## Assignment
Please take the records that follow and repeat exactly the lines starting with the line with "less VASP |" and going on through the line with "-2.4 | -0.01 |".

(Beginning of Data to examine)

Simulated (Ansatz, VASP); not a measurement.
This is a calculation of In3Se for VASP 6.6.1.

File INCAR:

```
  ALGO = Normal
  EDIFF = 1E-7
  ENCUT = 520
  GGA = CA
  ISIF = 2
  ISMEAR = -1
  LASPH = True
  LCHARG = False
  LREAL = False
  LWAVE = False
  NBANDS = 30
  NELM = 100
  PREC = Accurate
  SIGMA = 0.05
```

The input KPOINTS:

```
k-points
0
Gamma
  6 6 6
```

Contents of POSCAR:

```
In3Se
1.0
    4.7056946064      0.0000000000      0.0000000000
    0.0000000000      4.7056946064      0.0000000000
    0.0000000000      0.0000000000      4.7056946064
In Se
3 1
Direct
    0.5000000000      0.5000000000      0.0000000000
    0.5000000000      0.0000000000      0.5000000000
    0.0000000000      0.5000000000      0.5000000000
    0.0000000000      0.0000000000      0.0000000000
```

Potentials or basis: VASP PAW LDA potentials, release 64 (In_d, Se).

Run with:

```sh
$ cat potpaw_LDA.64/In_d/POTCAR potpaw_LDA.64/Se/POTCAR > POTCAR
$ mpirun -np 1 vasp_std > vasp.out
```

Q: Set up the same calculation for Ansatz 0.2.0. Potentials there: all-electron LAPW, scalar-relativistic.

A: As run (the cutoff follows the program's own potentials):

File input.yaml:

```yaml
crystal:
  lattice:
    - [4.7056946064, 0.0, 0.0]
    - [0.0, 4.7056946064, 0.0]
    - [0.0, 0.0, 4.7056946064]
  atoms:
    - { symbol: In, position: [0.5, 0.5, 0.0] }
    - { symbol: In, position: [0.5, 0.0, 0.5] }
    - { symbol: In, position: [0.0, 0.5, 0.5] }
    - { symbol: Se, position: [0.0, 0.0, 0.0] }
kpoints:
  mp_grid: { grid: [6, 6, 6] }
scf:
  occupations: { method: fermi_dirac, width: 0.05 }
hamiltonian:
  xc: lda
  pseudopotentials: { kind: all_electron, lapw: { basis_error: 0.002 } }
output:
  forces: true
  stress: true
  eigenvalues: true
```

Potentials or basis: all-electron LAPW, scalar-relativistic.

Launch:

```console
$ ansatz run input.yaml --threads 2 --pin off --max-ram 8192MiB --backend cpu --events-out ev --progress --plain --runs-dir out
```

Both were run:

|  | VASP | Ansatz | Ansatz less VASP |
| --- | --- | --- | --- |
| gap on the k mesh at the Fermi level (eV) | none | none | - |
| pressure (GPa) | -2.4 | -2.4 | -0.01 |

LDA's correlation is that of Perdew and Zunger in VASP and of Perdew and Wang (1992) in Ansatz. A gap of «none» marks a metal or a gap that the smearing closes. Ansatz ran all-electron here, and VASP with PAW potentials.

(End of Data to examine)

## Worked solution
|  | VASP | Ansatz | Ansatz less VASP |
| --- | --- | --- | --- |
| gap on the k mesh at the Fermi level (eV) | none | none | - |
| pressure (GPa) | -2.4 | -2.4 | -0.01 |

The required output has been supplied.